* [Assigned task]: The records that follow are to be transcribed exactly.

* [Entries provided]:
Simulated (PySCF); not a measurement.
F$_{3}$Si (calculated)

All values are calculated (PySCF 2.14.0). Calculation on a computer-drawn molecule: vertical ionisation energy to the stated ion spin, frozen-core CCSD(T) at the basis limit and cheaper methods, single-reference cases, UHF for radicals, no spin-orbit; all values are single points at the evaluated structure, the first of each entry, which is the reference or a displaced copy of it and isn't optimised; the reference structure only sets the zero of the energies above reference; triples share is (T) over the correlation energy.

* [Your response]:
Simulated (PySCF); not a measurement.
F$_{3}$Si (calculated)

All values are calculated (PySCF 2.14.0). Calculation on a computer-drawn molecule: vertical ionisation energy to the stated ion spin, frozen-core CCSD(T) at the basis limit and cheaper methods, single-reference cases, UHF for radicals, no spin-orbit; all values are single points at the evaluated structure, the first of each entry, which is the reference or a displaced copy of it and isn't optimised; the reference structure only sets the zero of the energies above reference; triples share is (T) over the correlation energy.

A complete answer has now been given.